_Work instruction_: Whatever appears in the records, write it out again exactly.

╭─ Dataset excerpts
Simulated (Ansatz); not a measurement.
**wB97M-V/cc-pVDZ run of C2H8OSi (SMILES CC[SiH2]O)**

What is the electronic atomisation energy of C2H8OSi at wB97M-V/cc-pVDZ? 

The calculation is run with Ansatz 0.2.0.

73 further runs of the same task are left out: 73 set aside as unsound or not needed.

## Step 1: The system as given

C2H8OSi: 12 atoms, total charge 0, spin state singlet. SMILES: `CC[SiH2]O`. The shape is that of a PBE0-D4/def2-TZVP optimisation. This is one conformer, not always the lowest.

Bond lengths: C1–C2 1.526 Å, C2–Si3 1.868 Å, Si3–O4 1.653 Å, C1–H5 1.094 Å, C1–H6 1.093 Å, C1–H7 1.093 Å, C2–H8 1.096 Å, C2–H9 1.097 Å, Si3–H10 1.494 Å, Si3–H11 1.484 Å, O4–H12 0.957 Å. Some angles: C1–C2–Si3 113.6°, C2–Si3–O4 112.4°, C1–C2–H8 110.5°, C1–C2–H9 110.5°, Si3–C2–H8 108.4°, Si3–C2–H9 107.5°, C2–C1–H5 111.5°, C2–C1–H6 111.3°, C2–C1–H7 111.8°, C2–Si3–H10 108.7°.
╰─

_Written reply_:
Simulated (Ansatz); not a measurement.
**wB97M-V/cc-pVDZ run of C2H8OSi (SMILES CC[SiH2]O)**

What is the electronic atomisation energy of C2H8OSi at wB97M-V/cc-pVDZ? 

The calculation is run with Ansatz 0.2.0.

73 further runs of the same task are left out: 73 set aside as unsound or not needed.

## Step 1: The system as given

C2H8OSi: 12 atoms, total charge 0, spin state singlet. SMILES: `CC[SiH2]O`. The shape is that of a PBE0-D4/def2-TZVP optimisation. This is one conformer, not always the lowest.

Bond lengths: C1–C2 1.526 Å, C2–Si3 1.868 Å, Si3–O4 1.653 Å, C1–H5 1.094 Å, C1–H6 1.093 Å, C1–H7 1.093 Å, C2–H8 1.096 Å, C2–H9 1.097 Å, Si3–H10 1.494 Å, Si3–H11 1.484 Å, O4–H12 0.957 Å. Some angles: C1–C2–Si3 113.6°, C2–Si3–O4 112.4°, C1–C2–H8 110.5°, C1–C2–H9 110.5°, Si3–C2–H8 108.4°, Si3–C2–H9 107.5°, C2–C1–H5 111.5°, C2–C1–H6 111.3°, C2–C1–H7 111.8°, C2–Si3–H10 108.7°.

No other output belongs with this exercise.